(Work order) With no edits of any kind, print each record that follows.

(Data extracts)
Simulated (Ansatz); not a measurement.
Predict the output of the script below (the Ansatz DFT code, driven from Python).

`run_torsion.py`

(Task output)
Simulated (Ansatz); not a measurement.
Predict the output of the script below (the Ansatz DFT code, driven from Python).

`run_torsion.py`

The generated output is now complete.